Data provided ->
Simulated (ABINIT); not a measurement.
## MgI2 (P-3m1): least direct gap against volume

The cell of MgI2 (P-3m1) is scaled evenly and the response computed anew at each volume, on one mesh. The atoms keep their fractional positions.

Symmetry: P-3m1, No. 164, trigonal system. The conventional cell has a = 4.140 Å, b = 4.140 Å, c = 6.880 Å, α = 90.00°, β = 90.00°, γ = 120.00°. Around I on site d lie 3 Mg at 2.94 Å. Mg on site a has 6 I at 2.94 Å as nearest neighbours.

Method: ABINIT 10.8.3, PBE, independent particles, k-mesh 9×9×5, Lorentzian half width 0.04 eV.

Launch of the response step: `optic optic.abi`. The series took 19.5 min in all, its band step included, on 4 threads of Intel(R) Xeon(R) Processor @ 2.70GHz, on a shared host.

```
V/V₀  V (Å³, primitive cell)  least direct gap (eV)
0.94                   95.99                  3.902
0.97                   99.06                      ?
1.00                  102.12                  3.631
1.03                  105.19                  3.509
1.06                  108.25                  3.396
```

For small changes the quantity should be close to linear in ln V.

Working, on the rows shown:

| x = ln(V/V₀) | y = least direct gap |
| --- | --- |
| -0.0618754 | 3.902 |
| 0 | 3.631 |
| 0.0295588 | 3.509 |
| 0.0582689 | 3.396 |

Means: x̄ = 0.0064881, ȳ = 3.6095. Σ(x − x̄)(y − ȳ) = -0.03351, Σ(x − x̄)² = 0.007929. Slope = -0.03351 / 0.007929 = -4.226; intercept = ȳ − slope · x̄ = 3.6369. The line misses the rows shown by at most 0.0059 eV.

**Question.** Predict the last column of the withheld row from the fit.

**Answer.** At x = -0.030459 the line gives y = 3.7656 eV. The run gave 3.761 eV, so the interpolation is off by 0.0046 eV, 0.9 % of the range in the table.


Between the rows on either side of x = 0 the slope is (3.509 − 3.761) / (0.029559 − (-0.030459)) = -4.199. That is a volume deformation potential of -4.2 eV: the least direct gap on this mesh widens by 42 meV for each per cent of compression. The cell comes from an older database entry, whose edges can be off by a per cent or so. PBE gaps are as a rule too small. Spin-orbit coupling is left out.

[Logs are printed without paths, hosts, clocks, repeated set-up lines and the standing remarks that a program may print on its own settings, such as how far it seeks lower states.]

Work item ->
Using the records above, copy word for word the line with "0.0582689 | 3.396 |", the line with "Between the rows", and every line between them.

Answer box ->
| 0.0582689 | 3.396 |

Means: x̄ = 0.0064881, ȳ = 3.6095. Σ(x − x̄)(y − ȳ) = -0.03351, Σ(x − x̄)² = 0.007929. Slope = -0.03351 / 0.007929 = -4.226; intercept = ȳ − slope · x̄ = 3.6369. The line misses the rows shown by at most 0.0059 eV.

**Question.** Predict the last column of the withheld row from the fit.

**Answer.** At x = -0.030459 the line gives y = 3.7656 eV. The run gave 3.761 eV, so the interpolation is off by 0.0046 eV, 0.9 % of the range in the table.


Between the rows on either side of x = 0 the slope is (3.509 − 3.761) / (0.029559 − (-0.030459)) = -4.199. That is a volume deformation potential of -4.2 eV: the least direct gap on this mesh widens by 42 meV for each per cent of compression. The cell comes from an older database entry, whose edges can be off by a per cent or so. PBE gaps are as a rule too small. Spin-orbit coupling is left out.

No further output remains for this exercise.